- _Work request_
Going from the top of the data below, give again each line through the one containing "of this run.", both ends kept.

- _Extracted records_
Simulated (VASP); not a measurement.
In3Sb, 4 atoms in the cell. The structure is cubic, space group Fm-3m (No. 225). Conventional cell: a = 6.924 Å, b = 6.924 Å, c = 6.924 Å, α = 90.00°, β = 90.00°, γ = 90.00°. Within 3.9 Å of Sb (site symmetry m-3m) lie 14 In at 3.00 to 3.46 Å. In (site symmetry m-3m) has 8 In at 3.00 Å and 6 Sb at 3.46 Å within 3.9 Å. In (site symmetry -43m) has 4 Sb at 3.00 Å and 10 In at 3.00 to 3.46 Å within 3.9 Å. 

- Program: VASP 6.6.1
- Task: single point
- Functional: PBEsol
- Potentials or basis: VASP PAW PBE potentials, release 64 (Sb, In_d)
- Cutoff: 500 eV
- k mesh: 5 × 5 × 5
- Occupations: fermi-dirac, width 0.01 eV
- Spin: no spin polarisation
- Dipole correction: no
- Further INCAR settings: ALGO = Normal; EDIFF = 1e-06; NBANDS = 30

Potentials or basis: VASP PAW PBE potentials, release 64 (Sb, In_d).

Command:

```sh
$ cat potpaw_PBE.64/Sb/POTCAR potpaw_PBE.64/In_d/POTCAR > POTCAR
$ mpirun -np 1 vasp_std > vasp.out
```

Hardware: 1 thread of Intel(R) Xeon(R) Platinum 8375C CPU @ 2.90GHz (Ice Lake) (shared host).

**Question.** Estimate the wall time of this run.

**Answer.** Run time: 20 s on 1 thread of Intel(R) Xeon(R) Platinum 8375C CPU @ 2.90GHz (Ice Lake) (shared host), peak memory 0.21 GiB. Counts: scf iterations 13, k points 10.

- _Exercise answer_
Simulated (VASP); not a measurement.
In3Sb, 4 atoms in the cell. The structure is cubic, space group Fm-3m (No. 225). Conventional cell: a = 6.924 Å, b = 6.924 Å, c = 6.924 Å, α = 90.00°, β = 90.00°, γ = 90.00°. Within 3.9 Å of Sb (site symmetry m-3m) lie 14 In at 3.00 to 3.46 Å. In (site symmetry m-3m) has 8 In at 3.00 Å and 6 Sb at 3.46 Å within 3.9 Å. In (site symmetry -43m) has 4 Sb at 3.00 Å and 10 In at 3.00 to 3.46 Å within 3.9 Å. 

- Program: VASP 6.6.1
- Task: single point
- Functional: PBEsol
- Potentials or basis: VASP PAW PBE potentials, release 64 (Sb, In_d)
- Cutoff: 500 eV
- k mesh: 5 × 5 × 5
- Occupations: fermi-dirac, width 0.01 eV
- Spin: no spin polarisation
- Dipole correction: no
- Further INCAR settings: ALGO = Normal; EDIFF = 1e-06; NBANDS = 30

Potentials or basis: VASP PAW PBE potentials, release 64 (Sb, In_d).

Command:

```sh
$ cat potpaw_PBE.64/Sb/POTCAR potpaw_PBE.64/In_d/POTCAR > POTCAR
$ mpirun -np 1 vasp_std > vasp.out
```

Hardware: 1 thread of Intel(R) Xeon(R) Platinum 8375C CPU @ 2.90GHz (Ice Lake) (shared host).

**Question.** Estimate the wall time of this run.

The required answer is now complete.